_ _ _

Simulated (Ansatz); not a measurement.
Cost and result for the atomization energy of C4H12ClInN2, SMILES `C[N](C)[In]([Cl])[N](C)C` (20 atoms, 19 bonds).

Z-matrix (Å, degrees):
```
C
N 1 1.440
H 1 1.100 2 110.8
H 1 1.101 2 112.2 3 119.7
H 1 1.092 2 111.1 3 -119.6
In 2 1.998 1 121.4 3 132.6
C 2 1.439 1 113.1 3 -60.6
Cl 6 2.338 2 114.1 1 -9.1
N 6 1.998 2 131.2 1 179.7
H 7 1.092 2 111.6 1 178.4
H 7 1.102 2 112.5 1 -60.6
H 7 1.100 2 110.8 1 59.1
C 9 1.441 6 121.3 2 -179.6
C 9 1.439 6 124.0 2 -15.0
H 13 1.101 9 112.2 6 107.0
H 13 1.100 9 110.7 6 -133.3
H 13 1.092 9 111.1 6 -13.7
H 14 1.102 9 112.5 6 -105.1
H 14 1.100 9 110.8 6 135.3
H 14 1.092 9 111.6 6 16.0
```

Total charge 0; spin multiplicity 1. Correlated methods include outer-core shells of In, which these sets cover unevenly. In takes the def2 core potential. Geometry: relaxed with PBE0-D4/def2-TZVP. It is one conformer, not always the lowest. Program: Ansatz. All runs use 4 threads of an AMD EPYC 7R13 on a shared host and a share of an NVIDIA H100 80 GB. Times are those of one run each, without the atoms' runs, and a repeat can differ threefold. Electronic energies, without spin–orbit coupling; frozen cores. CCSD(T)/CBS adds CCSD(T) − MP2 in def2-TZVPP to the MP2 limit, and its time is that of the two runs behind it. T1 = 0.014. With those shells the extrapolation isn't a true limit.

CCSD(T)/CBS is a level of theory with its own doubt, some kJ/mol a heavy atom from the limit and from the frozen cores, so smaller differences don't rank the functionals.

_ _ _

Nothing outside this range should appear: the lines from the start of the listing through the line with "Total charge 0;", each reproduced exactly, both ends included.

Simulated (Ansatz); not a measurement.
Cost and result for the atomization energy of C4H12ClInN2, SMILES `C[N](C)[In]([Cl])[N](C)C` (20 atoms, 19 bonds).

Z-matrix (Å, degrees):
```
C
N 1 1.440
H 1 1.100 2 110.8
H 1 1.101 2 112.2 3 119.7
H 1 1.092 2 111.1 3 -119.6
In 2 1.998 1 121.4 3 132.6
C 2 1.439 1 113.1 3 -60.6
Cl 6 2.338 2 114.1 1 -9.1
N 6 1.998 2 131.2 1 179.7
H 7 1.092 2 111.6 1 178.4
H 7 1.102 2 112.5 1 -60.6
H 7 1.100 2 110.8 1 59.1
C 9 1.441 6 121.3 2 -179.6
C 9 1.439 6 124.0 2 -15.0
H 13 1.101 9 112.2 6 107.0
H 13 1.100 9 110.7 6 -133.3
H 13 1.092 9 111.1 6 -13.7
H 14 1.102 9 112.5 6 -105.1
H 14 1.100 9 110.8 6 135.3
H 14 1.092 9 111.6 6 16.0
```

Total charge 0; spin multiplicity 1. Correlated methods include outer-core shells of In, which these sets cover unevenly. In takes the def2 core potential. Geometry: relaxed with PBE0-D4/def2-TZVP. It is one conformer, not always the lowest. Program: Ansatz. All runs use 4 threads of an AMD EPYC 7R13 on a shared host and a share of an NVIDIA H100 80 GB. Times are those of one run each, without the atoms' runs, and a repeat can differ threefold. Electronic energies, without spin–orbit coupling; frozen cores. CCSD(T)/CBS adds CCSD(T) − MP2 in def2-TZVPP to the MP2 limit, and its time is that of the two runs behind it. T1 = 0.014. With those shells the extrapolation isn't a true limit.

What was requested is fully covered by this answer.